_ _ _

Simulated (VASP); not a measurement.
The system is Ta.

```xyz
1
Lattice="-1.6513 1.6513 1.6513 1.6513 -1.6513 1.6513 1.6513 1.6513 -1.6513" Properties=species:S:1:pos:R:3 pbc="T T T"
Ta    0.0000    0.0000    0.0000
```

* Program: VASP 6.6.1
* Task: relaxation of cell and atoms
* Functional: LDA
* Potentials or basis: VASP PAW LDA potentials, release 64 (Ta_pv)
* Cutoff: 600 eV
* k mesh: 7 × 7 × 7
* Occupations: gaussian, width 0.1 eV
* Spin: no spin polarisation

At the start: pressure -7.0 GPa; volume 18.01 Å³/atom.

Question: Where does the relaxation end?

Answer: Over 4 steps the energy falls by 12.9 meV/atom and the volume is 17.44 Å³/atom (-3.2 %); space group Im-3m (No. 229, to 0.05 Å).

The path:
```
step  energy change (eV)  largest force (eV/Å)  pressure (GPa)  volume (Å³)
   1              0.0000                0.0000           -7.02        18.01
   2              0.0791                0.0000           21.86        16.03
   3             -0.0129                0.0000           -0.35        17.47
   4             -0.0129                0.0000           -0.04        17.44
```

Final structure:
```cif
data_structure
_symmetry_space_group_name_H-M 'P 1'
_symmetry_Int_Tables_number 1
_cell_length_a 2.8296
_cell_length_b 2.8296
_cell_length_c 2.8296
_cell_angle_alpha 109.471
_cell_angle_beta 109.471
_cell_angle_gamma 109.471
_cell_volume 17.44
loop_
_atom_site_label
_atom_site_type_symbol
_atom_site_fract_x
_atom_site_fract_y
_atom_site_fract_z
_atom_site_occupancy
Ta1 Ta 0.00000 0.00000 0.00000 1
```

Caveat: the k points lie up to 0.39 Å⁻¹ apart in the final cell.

_ _ _

Work task
The lines needed run from the first line of the data through the line containing "Question: Where does the relaxation end?"; give them again exactly and nothing else.

Answer space
Simulated (VASP); not a measurement.
The system is Ta.

```xyz
1
Lattice="-1.6513 1.6513 1.6513 1.6513 -1.6513 1.6513 1.6513 1.6513 -1.6513" Properties=species:S:1:pos:R:3 pbc="T T T"
Ta    0.0000    0.0000    0.0000
```

* Program: VASP 6.6.1
* Task: relaxation of cell and atoms
* Functional: LDA
* Potentials or basis: VASP PAW LDA potentials, release 64 (Ta_pv)
* Cutoff: 600 eV
* k mesh: 7 × 7 × 7
* Occupations: gaussian, width 0.1 eV
* Spin: no spin polarisation

At the start: pressure -7.0 GPa; volume 18.01 Å³/atom.

Question: Where does the relaxation end?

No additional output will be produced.